━━━ Dataset records
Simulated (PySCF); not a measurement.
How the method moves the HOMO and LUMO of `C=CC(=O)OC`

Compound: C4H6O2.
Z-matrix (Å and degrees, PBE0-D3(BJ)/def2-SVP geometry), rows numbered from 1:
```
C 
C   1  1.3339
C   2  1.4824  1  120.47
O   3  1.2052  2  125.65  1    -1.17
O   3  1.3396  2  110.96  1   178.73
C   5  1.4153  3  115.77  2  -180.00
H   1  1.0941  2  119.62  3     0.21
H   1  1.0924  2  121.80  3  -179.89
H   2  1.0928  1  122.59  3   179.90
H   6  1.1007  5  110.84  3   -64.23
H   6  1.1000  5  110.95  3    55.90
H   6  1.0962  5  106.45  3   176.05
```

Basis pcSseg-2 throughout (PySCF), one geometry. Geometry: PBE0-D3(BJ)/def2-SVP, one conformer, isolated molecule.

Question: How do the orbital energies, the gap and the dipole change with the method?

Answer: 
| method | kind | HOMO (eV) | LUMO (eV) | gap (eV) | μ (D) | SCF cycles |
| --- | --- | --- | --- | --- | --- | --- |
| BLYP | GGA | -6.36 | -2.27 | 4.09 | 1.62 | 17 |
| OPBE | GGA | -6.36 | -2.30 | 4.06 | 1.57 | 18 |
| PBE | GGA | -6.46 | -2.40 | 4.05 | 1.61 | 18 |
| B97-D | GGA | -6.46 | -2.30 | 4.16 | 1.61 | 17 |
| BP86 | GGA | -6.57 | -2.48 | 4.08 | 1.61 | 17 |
━━━━━━

Activity:
All the records, from start to finish, are to be repeated exactly.

Your solution:
Simulated (PySCF); not a measurement.
How the method moves the HOMO and LUMO of `C=CC(=O)OC`

Compound: C4H6O2.
Z-matrix (Å and degrees, PBE0-D3(BJ)/def2-SVP geometry), rows numbered from 1:
```
C 
C   1  1.3339
C   2  1.4824  1  120.47
O   3  1.2052  2  125.65  1    -1.17
O   3  1.3396  2  110.96  1   178.73
C   5  1.4153  3  115.77  2  -180.00
H   1  1.0941  2  119.62  3     0.21
H   1  1.0924  2  121.80  3  -179.89
H   2  1.0928  1  122.59  3   179.90
H   6  1.1007  5  110.84  3   -64.23
H   6  1.1000  5  110.95  3    55.90
H   6  1.0962  5  106.45  3   176.05
```

Basis pcSseg-2 throughout (PySCF), one geometry. Geometry: PBE0-D3(BJ)/def2-SVP, one conformer, isolated molecule.

Question: How do the orbital energies, the gap and the dipole change with the method?

Answer: 
| method | kind | HOMO (eV) | LUMO (eV) | gap (eV) | μ (D) | SCF cycles |
| --- | --- | --- | --- | --- | --- | --- |
| BLYP | GGA | -6.36 | -2.27 | 4.09 | 1.62 | 17 |
| OPBE | GGA | -6.36 | -2.30 | 4.06 | 1.57 | 18 |
| PBE | GGA | -6.46 | -2.40 | 4.05 | 1.61 | 18 |
| B97-D | GGA | -6.46 | -2.30 | 4.16 | 1.61 | 17 |
| BP86 | GGA | -6.57 | -2.48 | 4.08 | 1.61 | 17 |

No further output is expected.